- **Source material**:
• • • • •

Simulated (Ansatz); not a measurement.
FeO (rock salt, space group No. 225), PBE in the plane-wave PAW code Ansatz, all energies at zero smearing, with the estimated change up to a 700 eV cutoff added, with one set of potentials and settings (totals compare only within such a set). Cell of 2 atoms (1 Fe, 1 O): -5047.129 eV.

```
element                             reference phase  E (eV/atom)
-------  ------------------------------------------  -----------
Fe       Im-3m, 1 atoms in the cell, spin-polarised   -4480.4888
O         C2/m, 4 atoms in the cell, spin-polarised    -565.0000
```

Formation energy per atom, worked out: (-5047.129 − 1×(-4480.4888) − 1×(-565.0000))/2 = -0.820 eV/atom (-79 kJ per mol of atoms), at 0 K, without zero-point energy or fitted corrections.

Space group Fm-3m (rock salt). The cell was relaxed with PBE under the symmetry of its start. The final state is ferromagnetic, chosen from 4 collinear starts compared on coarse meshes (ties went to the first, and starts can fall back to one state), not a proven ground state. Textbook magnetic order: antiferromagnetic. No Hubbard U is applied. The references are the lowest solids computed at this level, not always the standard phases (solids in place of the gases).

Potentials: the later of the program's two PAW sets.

• • • • •

- **Requirement**: In full and without deviation, reproduce the entries above.

- **Expected answer**:
Simulated (Ansatz); not a measurement.
FeO (rock salt, space group No. 225), PBE in the plane-wave PAW code Ansatz, all energies at zero smearing, with the estimated change up to a 700 eV cutoff added, with one set of potentials and settings (totals compare only within such a set). Cell of 2 atoms (1 Fe, 1 O): -5047.129 eV.

```
element                             reference phase  E (eV/atom)
-------  ------------------------------------------  -----------
Fe       Im-3m, 1 atoms in the cell, spin-polarised   -4480.4888
O         C2/m, 4 atoms in the cell, spin-polarised    -565.0000
```

Formation energy per atom, worked out: (-5047.129 − 1×(-4480.4888) − 1×(-565.0000))/2 = -0.820 eV/atom (-79 kJ per mol of atoms), at 0 K, without zero-point energy or fitted corrections.

Space group Fm-3m (rock salt). The cell was relaxed with PBE under the symmetry of its start. The final state is ferromagnetic, chosen from 4 collinear starts compared on coarse meshes (ties went to the first, and starts can fall back to one state), not a proven ground state. Textbook magnetic order: antiferromagnetic. No Hubbard U is applied. The references are the lowest solids computed at this level, not always the standard phases (solids in place of the gases).

Potentials: the later of the program's two PAW sets.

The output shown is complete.